## EXCERPTED DATA
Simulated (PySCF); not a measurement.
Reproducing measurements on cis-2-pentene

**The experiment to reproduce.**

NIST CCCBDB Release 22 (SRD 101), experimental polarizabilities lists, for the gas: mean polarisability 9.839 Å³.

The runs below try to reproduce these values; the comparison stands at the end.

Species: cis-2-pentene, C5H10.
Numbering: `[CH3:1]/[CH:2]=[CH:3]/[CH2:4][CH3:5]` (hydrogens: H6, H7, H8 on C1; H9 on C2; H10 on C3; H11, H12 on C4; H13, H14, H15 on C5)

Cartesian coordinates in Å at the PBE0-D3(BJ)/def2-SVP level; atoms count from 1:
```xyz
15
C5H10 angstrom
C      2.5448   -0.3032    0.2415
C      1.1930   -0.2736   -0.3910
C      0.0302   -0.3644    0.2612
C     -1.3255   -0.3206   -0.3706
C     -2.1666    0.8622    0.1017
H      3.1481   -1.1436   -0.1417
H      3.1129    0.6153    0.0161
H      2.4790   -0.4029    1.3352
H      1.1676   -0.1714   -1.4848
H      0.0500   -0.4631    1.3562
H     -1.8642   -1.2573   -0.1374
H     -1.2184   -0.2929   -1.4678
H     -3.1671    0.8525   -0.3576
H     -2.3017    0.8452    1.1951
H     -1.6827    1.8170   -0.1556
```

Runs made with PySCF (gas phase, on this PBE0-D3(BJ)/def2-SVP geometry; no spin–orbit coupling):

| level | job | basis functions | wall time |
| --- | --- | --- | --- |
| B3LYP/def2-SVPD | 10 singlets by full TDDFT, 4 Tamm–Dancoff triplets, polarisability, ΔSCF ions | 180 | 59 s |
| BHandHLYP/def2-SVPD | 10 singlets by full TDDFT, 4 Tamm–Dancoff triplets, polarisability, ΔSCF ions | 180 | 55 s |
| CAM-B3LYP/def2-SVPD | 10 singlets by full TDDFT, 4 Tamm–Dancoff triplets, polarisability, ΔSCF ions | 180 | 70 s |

## WORK REQUEST
Give the lines again, exactly as they stand, from the beginning of the data through the line with "NIST CCCBDB Release".

## EXERCISE SOLUTION
Simulated (PySCF); not a measurement.
Reproducing measurements on cis-2-pentene

**The experiment to reproduce.**

NIST CCCBDB Release 22 (SRD 101), experimental polarizabilities lists, for the gas: mean polarisability 9.839 Å³.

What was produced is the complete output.